**ACTIVITY**
Copy exactly the lines from the first line of the records below through the line containing "Continued. System: Ge2Sb2Te5", including both, and nothing else.

**SOURCE MATERIAL**
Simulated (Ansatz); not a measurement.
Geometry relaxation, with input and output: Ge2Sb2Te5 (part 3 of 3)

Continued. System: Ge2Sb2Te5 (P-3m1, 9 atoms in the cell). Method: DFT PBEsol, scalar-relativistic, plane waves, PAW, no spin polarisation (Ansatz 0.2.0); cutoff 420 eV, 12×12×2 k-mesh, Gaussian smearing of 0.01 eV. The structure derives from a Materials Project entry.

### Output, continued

**EXERCISE SOLUTION**
Simulated (Ansatz); not a measurement.
Geometry relaxation, with input and output: Ge2Sb2Te5 (part 3 of 3)

Continued. System: Ge2Sb2Te5 (P-3m1, 9 atoms in the cell). Method: DFT PBEsol, scalar-relativistic, plane waves, PAW, no spin polarisation (Ansatz 0.2.0); cutoff 420 eV, 12×12×2 k-mesh, Gaussian smearing of 0.01 eV. The structure derives from a Materials Project entry.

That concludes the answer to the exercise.